## REQUIRED ACTION
Quote the entries that follow exactly, leaving none out.

## DATA SUPPLIED
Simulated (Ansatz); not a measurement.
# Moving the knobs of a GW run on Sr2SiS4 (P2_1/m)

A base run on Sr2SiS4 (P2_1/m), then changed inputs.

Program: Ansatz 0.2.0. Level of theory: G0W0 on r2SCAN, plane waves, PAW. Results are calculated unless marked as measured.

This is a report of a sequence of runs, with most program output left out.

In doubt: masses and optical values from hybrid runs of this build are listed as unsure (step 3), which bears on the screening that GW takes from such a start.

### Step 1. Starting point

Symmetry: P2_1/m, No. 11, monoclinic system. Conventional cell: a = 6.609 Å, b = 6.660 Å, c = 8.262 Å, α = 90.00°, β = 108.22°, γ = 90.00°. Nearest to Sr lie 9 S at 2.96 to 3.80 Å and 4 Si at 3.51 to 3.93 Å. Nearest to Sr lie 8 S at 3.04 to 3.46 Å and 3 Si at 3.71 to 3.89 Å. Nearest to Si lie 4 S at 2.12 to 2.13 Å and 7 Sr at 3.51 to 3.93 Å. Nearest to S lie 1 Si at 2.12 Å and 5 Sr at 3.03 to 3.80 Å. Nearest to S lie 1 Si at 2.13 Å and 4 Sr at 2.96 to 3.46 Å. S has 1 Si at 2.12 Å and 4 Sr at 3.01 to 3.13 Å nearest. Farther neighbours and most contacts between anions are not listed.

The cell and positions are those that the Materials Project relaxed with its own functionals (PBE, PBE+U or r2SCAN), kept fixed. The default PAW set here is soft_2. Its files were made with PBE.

## EXERCISE SOLUTION
Simulated (Ansatz); not a measurement.
# Moving the knobs of a GW run on Sr2SiS4 (P2_1/m)

A base run on Sr2SiS4 (P2_1/m), then changed inputs.

Program: Ansatz 0.2.0. Level of theory: G0W0 on r2SCAN, plane waves, PAW. Results are calculated unless marked as measured.

This is a report of a sequence of runs, with most program output left out.

In doubt: masses and optical values from hybrid runs of this build are listed as unsure (step 3), which bears on the screening that GW takes from such a start.

### Step 1. Starting point

Symmetry: P2_1/m, No. 11, monoclinic system. Conventional cell: a = 6.609 Å, b = 6.660 Å, c = 8.262 Å, α = 90.00°, β = 108.22°, γ = 90.00°. Nearest to Sr lie 9 S at 2.96 to 3.80 Å and 4 Si at 3.51 to 3.93 Å. Nearest to Sr lie 8 S at 3.04 to 3.46 Å and 3 Si at 3.71 to 3.89 Å. Nearest to Si lie 4 S at 2.12 to 2.13 Å and 7 Sr at 3.51 to 3.93 Å. Nearest to S lie 1 Si at 2.12 Å and 5 Sr at 3.03 to 3.80 Å. Nearest to S lie 1 Si at 2.13 Å and 4 Sr at 2.96 to 3.46 Å. S has 1 Si at 2.12 Å and 4 Sr at 3.01 to 3.13 Å nearest. Farther neighbours and most contacts between anions are not listed.

The cell and positions are those that the Materials Project relaxed with its own functionals (PBE, PBE+U or r2SCAN), kept fixed. The default PAW set here is soft_2. Its files were made with PBE.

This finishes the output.